**DATA TO EXAMINE**
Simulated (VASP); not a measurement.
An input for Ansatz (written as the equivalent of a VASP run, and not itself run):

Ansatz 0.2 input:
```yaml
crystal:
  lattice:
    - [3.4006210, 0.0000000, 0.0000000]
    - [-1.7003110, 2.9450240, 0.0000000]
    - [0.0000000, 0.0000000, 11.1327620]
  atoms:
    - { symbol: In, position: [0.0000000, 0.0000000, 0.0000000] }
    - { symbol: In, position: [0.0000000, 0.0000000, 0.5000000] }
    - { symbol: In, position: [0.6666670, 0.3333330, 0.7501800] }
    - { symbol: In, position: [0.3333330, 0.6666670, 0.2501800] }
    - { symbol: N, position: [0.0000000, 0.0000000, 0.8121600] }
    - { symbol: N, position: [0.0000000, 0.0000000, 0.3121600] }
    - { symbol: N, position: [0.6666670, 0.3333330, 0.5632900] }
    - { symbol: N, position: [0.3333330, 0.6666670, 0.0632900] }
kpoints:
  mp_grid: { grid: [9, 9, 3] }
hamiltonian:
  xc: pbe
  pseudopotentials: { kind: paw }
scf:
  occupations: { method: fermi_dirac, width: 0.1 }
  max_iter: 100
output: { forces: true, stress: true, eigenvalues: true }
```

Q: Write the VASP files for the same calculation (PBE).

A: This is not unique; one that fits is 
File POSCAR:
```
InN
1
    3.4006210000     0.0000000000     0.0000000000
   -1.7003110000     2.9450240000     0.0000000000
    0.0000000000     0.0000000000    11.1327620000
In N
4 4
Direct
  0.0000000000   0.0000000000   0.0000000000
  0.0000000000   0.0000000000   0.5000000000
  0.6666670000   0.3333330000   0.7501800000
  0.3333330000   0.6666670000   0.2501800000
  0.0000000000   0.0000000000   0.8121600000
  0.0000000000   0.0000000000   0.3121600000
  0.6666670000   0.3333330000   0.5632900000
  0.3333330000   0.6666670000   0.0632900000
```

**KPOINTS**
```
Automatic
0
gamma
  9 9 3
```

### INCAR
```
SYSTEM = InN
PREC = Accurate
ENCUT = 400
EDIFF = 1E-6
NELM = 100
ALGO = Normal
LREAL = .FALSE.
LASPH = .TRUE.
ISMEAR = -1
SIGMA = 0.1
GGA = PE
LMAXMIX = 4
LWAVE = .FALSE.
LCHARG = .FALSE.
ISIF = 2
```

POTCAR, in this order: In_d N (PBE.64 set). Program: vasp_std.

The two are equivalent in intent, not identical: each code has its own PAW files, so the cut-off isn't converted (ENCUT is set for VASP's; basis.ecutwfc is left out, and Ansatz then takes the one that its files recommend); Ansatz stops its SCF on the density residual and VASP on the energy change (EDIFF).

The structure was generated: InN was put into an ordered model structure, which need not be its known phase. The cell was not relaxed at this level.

**ACTION ITEM**
Give back precisely the lines above that start at the line containing "Q: Write the" and end at the line containing "POTCAR, in this", inclusive. No other lines belong in the output.

**PROBLEM SOLUTION**
Q: Write the VASP files for the same calculation (PBE).

A: This is not unique; one that fits is 
File POSCAR:
```
InN
1
    3.4006210000     0.0000000000     0.0000000000
   -1.7003110000     2.9450240000     0.0000000000
    0.0000000000     0.0000000000    11.1327620000
In N
4 4
Direct
  0.0000000000   0.0000000000   0.0000000000
  0.0000000000   0.0000000000   0.5000000000
  0.6666670000   0.3333330000   0.7501800000
  0.3333330000   0.6666670000   0.2501800000
  0.0000000000   0.0000000000   0.8121600000
  0.0000000000   0.0000000000   0.3121600000
  0.6666670000   0.3333330000   0.5632900000
  0.3333330000   0.6666670000   0.0632900000
```

**KPOINTS**
```
Automatic
0
gamma
  9 9 3
```

### INCAR
```
SYSTEM = InN
PREC = Accurate
ENCUT = 400
EDIFF = 1E-6
NELM = 100
ALGO = Normal
LREAL = .FALSE.
LASPH = .TRUE.
ISMEAR = -1
SIGMA = 0.1
GGA = PE
LMAXMIX = 4
LWAVE = .FALSE.
LCHARG = .FALSE.
ISIF = 2
```

POTCAR, in this order: In_d N (PBE.64 set). Program: vasp_std.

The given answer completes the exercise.